Give back every record exactly as it reads.

☆ ☆ ☆ ☆ ☆ ☆ ☆

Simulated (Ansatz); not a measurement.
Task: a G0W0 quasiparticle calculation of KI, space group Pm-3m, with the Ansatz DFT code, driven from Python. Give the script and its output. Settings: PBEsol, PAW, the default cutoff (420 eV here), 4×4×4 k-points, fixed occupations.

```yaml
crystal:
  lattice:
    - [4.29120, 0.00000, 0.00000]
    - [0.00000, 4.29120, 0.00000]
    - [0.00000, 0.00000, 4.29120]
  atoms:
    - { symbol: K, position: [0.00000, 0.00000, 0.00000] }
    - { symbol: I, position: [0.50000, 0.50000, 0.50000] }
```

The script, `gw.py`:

☆ ☆ ☆ ☆ ☆ ☆ ☆

[Answer space]:
Simulated (Ansatz); not a measurement.
Task: a G0W0 quasiparticle calculation of KI, space group Pm-3m, with the Ansatz DFT code, driven from Python. Give the script and its output. Settings: PBEsol, PAW, the default cutoff (420 eV here), 4×4×4 k-points, fixed occupations.

```yaml
crystal:
  lattice:
    - [4.29120, 0.00000, 0.00000]
    - [0.00000, 4.29120, 0.00000]
    - [0.00000, 0.00000, 4.29120]
  atoms:
    - { symbol: K, position: [0.00000, 0.00000, 0.00000] }
    - { symbol: I, position: [0.50000, 0.50000, 0.50000] }
```

The script, `gw.py`:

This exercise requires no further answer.